§ **RECORD SET**:
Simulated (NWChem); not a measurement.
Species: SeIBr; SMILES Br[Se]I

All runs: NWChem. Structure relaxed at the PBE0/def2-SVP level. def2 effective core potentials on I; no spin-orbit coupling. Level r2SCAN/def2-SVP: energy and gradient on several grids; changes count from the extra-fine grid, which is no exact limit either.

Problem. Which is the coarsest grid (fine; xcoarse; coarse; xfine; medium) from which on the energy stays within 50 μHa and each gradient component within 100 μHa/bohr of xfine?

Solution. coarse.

§ **ASSIGNED TASK**: From the records above, extract each line exactly as shown.

§ **YOUR RESPONSE**:
Simulated (NWChem); not a measurement.
Species: SeIBr; SMILES Br[Se]I

All runs: NWChem. Structure relaxed at the PBE0/def2-SVP level. def2 effective core potentials on I; no spin-orbit coupling. Level r2SCAN/def2-SVP: energy and gradient on several grids; changes count from the extra-fine grid, which is no exact limit either.

Problem. Which is the coarsest grid (fine; xcoarse; coarse; xfine; medium) from which on the energy stays within 50 μHa and each gradient component within 100 μHa/bohr of xfine?

Solution. coarse.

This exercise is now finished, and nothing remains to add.